*** Opening of Data listing ***

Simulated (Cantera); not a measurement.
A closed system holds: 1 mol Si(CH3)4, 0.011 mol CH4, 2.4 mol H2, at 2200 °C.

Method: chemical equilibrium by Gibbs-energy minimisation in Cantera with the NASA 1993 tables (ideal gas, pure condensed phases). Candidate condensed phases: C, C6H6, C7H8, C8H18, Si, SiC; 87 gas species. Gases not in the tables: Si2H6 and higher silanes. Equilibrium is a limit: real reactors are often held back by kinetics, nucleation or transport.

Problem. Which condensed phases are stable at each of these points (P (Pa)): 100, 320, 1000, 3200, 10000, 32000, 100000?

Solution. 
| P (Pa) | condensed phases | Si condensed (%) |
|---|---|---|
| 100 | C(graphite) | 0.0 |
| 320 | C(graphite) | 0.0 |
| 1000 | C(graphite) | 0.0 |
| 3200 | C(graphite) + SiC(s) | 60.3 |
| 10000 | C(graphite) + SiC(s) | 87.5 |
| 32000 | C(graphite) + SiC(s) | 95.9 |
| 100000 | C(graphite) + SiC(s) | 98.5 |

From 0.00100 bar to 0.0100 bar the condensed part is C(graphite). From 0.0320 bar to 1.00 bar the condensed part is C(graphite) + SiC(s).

*** Close of Data listing ***

Work request
Return the full listing, word for word.

Answer section
Simulated (Cantera); not a measurement.
A closed system holds: 1 mol Si(CH3)4, 0.011 mol CH4, 2.4 mol H2, at 2200 °C.

Method: chemical equilibrium by Gibbs-energy minimisation in Cantera with the NASA 1993 tables (ideal gas, pure condensed phases). Candidate condensed phases: C, C6H6, C7H8, C8H18, Si, SiC; 87 gas species. Gases not in the tables: Si2H6 and higher silanes. Equilibrium is a limit: real reactors are often held back by kinetics, nucleation or transport.

Problem. Which condensed phases are stable at each of these points (P (Pa)): 100, 320, 1000, 3200, 10000, 32000, 100000?

Solution. 
| P (Pa) | condensed phases | Si condensed (%) |
|---|---|---|
| 100 | C(graphite) | 0.0 |
| 320 | C(graphite) | 0.0 |
| 1000 | C(graphite) | 0.0 |
| 3200 | C(graphite) + SiC(s) | 60.3 |
| 10000 | C(graphite) + SiC(s) | 87.5 |
| 32000 | C(graphite) + SiC(s) | 95.9 |
| 100000 | C(graphite) + SiC(s) | 98.5 |

From 0.00100 bar to 0.0100 bar the condensed part is C(graphite). From 0.0320 bar to 1.00 bar the condensed part is C(graphite) + SiC(s).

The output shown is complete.